Given data.
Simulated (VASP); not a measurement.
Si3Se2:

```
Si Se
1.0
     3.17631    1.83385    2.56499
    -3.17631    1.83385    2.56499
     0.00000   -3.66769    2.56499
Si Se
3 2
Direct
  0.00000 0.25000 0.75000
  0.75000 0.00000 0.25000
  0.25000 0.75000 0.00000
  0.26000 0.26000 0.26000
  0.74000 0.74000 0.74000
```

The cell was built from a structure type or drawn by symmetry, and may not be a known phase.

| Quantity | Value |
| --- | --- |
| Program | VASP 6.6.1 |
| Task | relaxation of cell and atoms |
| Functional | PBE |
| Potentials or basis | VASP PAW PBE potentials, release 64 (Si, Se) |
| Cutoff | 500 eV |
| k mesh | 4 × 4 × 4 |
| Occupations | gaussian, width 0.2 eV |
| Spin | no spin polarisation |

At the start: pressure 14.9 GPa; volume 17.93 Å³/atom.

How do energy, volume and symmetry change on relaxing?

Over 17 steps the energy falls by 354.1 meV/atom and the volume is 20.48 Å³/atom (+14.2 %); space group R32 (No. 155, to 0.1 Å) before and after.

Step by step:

Requirement.
The material above must be output in full. Keep every word as it is.

Written response.
Simulated (VASP); not a measurement.
Si3Se2:

```
Si Se
1.0
     3.17631    1.83385    2.56499
    -3.17631    1.83385    2.56499
     0.00000   -3.66769    2.56499
Si Se
3 2
Direct
  0.00000 0.25000 0.75000
  0.75000 0.00000 0.25000
  0.25000 0.75000 0.00000
  0.26000 0.26000 0.26000
  0.74000 0.74000 0.74000
```

The cell was built from a structure type or drawn by symmetry, and may not be a known phase.

| Quantity | Value |
| --- | --- |
| Program | VASP 6.6.1 |
| Task | relaxation of cell and atoms |
| Functional | PBE |
| Potentials or basis | VASP PAW PBE potentials, release 64 (Si, Se) |
| Cutoff | 500 eV |
| k mesh | 4 × 4 × 4 |
| Occupations | gaussian, width 0.2 eV |
| Spin | no spin polarisation |

At the start: pressure 14.9 GPa; volume 17.93 Å³/atom.

How do energy, volume and symmetry change on relaxing?

Over 17 steps the energy falls by 354.1 meV/atom and the volume is 20.48 Å³/atom (+14.2 %); space group R32 (No. 155, to 0.1 Å) before and after.

Step by step:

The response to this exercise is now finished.